| DATA EXTRACTS |
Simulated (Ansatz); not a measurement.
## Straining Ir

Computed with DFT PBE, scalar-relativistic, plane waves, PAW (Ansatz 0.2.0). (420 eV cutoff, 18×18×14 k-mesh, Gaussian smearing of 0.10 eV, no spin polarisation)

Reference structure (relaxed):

| ASSIGNED TASK |
Repeat each record in full; every line must match exactly.

| WRITTEN SOLUTION |
Simulated (Ansatz); not a measurement.
## Straining Ir

Computed with DFT PBE, scalar-relativistic, plane waves, PAW (Ansatz 0.2.0). (420 eV cutoff, 18×18×14 k-mesh, Gaussian smearing of 0.10 eV, no spin polarisation)

Reference structure (relaxed):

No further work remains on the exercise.